**Assignment:** Your answer should contain each record from the listing, repeated exactly.

····················

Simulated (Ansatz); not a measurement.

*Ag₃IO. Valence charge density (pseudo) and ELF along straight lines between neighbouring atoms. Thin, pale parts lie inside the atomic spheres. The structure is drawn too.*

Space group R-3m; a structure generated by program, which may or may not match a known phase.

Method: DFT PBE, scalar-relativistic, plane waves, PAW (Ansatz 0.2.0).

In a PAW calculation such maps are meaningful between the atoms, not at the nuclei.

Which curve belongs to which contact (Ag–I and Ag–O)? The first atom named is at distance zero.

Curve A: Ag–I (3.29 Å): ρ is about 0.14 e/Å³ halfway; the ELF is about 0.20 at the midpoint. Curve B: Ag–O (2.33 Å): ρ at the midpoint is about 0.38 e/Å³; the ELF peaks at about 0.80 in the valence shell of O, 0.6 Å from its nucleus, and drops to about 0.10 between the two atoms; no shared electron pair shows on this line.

····················

**Solution:**
Simulated (Ansatz); not a measurement.

*Ag₃IO. Valence charge density (pseudo) and ELF along straight lines between neighbouring atoms. Thin, pale parts lie inside the atomic spheres. The structure is drawn too.*

Space group R-3m; a structure generated by program, which may or may not match a known phase.

Method: DFT PBE, scalar-relativistic, plane waves, PAW (Ansatz 0.2.0).

In a PAW calculation such maps are meaningful between the atoms, not at the nuclei.

Which curve belongs to which contact (Ag–I and Ag–O)? The first atom named is at distance zero.

Curve A: Ag–I (3.29 Å): ρ is about 0.14 e/Å³ halfway; the ELF is about 0.20 at the midpoint. Curve B: Ag–O (2.33 Å): ρ at the midpoint is about 0.38 e/Å³; the ELF peaks at about 0.80 in the valence shell of O, 0.6 Å from its nucleus, and drops to about 0.10 between the two atoms; no shared electron pair shows on this line.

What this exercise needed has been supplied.